* _Work item_
Output all of the material beneath this line exactly as it is.

(Recorded data begins)

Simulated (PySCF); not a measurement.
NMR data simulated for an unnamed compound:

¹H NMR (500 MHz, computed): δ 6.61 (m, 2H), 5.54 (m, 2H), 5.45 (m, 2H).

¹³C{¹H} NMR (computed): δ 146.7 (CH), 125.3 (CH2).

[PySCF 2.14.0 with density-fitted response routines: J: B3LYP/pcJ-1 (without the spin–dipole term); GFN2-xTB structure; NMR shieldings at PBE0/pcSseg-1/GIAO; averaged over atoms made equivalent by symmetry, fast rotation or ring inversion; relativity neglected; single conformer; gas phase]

(Recorded data ends)

* _Response area_
Simulated (PySCF); not a measurement.
NMR data simulated for an unnamed compound:

¹H NMR (500 MHz, computed): δ 6.61 (m, 2H), 5.54 (m, 2H), 5.45 (m, 2H).

¹³C{¹H} NMR (computed): δ 146.7 (CH), 125.3 (CH2).

[PySCF 2.14.0 with density-fitted response routines: J: B3LYP/pcJ-1 (without the spin–dipole term); GFN2-xTB structure; NMR shieldings at PBE0/pcSseg-1/GIAO; averaged over atoms made equivalent by symmetry, fast rotation or ring inversion; relativity neglected; single conformer; gas phase]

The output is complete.